Write out the whole listing. Leave out nothing.

====== Data under study

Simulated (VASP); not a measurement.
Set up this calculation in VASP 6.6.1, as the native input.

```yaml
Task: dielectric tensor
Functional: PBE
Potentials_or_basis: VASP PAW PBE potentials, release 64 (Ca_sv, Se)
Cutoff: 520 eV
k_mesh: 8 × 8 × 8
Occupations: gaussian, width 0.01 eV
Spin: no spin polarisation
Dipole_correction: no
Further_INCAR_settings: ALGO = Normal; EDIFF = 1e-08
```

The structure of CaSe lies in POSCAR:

============

-- Written reply --
Simulated (VASP); not a measurement.
Set up this calculation in VASP 6.6.1, as the native input.

```yaml
Task: dielectric tensor
Functional: PBE
Potentials_or_basis: VASP PAW PBE potentials, release 64 (Ca_sv, Se)
Cutoff: 520 eV
k_mesh: 8 × 8 × 8
Occupations: gaussian, width 0.01 eV
Spin: no spin polarisation
Dipole_correction: no
Further_INCAR_settings: ALGO = Normal; EDIFF = 1e-08
```

The structure of CaSe lies in POSCAR:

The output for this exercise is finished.